────────────────────

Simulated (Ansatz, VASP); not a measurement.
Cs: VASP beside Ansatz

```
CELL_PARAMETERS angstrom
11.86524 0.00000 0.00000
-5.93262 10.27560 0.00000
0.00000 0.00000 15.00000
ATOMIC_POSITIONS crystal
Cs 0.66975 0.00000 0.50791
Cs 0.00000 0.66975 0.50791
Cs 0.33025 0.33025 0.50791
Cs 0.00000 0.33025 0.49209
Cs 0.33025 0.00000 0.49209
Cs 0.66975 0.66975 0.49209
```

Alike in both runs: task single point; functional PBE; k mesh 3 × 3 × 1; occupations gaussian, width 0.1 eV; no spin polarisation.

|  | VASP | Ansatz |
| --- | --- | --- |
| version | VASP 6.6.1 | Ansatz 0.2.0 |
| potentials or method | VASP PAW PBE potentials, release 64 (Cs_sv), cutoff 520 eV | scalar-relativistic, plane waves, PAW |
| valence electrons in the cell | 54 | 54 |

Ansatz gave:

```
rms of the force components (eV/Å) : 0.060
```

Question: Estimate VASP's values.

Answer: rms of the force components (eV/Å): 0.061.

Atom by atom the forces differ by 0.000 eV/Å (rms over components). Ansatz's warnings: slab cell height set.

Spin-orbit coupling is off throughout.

────────────────────

Of the entries listed above, reproduce only the lines starting at the line containing "Answer: rms of" and ending at the line containing "Atom by atom". Include both, exactly as they stand.

Answer: rms of the force components (eV/Å): 0.061.

Atom by atom the forces differ by 0.000 eV/Å (rms over components). Ansatz's warnings: slab cell height set.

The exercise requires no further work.